Brief: Even where a record seems odd, copy it exactly as it appears below.

Source information:
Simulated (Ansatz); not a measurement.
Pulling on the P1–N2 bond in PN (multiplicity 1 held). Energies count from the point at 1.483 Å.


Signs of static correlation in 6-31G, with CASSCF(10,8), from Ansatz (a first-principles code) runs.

Task output:
Simulated (Ansatz); not a measurement.
Pulling on the P1–N2 bond in PN (multiplicity 1 held). Energies count from the point at 1.483 Å.


Signs of static correlation in 6-31G, with CASSCF(10,8), from Ansatz (a first-principles code) runs.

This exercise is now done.